Work task – Under this line are the records; write out word for word the part that begins at the line containing "This isn't the" and ends at the line containing "Run time: 7.3", and no more.

Extracted data –
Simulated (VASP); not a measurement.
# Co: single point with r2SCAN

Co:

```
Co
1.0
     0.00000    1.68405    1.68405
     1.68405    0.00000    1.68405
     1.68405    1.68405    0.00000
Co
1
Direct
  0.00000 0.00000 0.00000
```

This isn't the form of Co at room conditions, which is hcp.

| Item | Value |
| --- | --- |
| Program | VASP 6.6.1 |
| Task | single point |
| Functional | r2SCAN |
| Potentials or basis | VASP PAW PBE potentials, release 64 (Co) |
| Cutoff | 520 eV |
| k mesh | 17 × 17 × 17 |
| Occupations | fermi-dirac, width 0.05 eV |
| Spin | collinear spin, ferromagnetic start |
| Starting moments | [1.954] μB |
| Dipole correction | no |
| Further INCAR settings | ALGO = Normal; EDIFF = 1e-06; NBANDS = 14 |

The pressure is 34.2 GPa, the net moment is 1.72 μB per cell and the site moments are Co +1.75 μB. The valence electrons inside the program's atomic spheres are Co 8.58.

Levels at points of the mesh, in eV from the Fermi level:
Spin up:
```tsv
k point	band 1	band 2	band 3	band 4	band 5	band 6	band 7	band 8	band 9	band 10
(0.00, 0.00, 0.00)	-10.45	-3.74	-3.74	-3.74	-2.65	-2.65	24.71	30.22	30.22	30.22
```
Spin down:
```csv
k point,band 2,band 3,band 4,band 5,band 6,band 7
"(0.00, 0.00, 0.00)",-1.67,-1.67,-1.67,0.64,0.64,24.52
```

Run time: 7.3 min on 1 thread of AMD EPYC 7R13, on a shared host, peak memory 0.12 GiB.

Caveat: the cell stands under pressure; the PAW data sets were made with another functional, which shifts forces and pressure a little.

Task response –
This isn't the form of Co at room conditions, which is hcp.

| Item | Value |
| --- | --- |
| Program | VASP 6.6.1 |
| Task | single point |
| Functional | r2SCAN |
| Potentials or basis | VASP PAW PBE potentials, release 64 (Co) |
| Cutoff | 520 eV |
| k mesh | 17 × 17 × 17 |
| Occupations | fermi-dirac, width 0.05 eV |
| Spin | collinear spin, ferromagnetic start |
| Starting moments | [1.954] μB |
| Dipole correction | no |
| Further INCAR settings | ALGO = Normal; EDIFF = 1e-06; NBANDS = 14 |

The pressure is 34.2 GPa, the net moment is 1.72 μB per cell and the site moments are Co +1.75 μB. The valence electrons inside the program's atomic spheres are Co 8.58.

Levels at points of the mesh, in eV from the Fermi level:
Spin up:
```tsv
k point	band 1	band 2	band 3	band 4	band 5	band 6	band 7	band 8	band 9	band 10
(0.00, 0.00, 0.00)	-10.45	-3.74	-3.74	-3.74	-2.65	-2.65	24.71	30.22	30.22	30.22
```
Spin down:
```csv
k point,band 2,band 3,band 4,band 5,band 6,band 7
"(0.00, 0.00, 0.00)",-1.67,-1.67,-1.67,0.64,0.64,24.52
```

Run time: 7.3 min on 1 thread of AMD EPYC 7R13, on a shared host, peak memory 0.12 GiB.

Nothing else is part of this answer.